### Brief
Entries in the following listing are to be copied exactly as they stand.

### Given data
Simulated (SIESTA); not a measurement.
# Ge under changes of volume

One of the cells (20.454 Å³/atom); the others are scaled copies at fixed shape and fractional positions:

### Task solution
Simulated (SIESTA); not a measurement.
# Ge under changes of volume

One of the cells (20.454 Å³/atom); the others are scaled copies at fixed shape and fractional positions:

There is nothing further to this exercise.